#### [Work instruction]
Look in the material below for the line with "5.7 | 1.35 |" and the line with "4.1 | 0.25 |", then set down exactly those two lines and all lines between, nothing more.

#### [Excerpted data]
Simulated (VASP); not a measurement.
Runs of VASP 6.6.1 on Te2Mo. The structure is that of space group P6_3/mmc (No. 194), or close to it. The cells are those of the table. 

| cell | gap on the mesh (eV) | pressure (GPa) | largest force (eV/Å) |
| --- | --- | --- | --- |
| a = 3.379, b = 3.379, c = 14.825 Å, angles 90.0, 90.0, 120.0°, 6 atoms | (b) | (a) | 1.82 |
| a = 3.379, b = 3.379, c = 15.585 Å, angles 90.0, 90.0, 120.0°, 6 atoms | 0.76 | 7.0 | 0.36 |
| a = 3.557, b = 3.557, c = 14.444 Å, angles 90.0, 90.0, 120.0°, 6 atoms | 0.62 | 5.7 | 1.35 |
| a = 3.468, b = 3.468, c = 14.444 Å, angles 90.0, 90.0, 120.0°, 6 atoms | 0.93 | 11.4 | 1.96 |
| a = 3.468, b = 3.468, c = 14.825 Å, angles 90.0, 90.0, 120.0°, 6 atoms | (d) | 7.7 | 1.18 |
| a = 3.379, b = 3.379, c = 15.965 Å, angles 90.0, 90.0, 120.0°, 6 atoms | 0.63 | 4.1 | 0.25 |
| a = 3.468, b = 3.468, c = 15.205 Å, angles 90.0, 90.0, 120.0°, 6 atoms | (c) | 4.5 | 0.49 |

#### [Solution]
| a = 3.557, b = 3.557, c = 14.444 Å, angles 90.0, 90.0, 120.0°, 6 atoms | 0.62 | 5.7 | 1.35 |
| a = 3.468, b = 3.468, c = 14.444 Å, angles 90.0, 90.0, 120.0°, 6 atoms | 0.93 | 11.4 | 1.96 |
| a = 3.468, b = 3.468, c = 14.825 Å, angles 90.0, 90.0, 120.0°, 6 atoms | (d) | 7.7 | 1.18 |
| a = 3.379, b = 3.379, c = 15.965 Å, angles 90.0, 90.0, 120.0°, 6 atoms | 0.63 | 4.1 | 0.25 |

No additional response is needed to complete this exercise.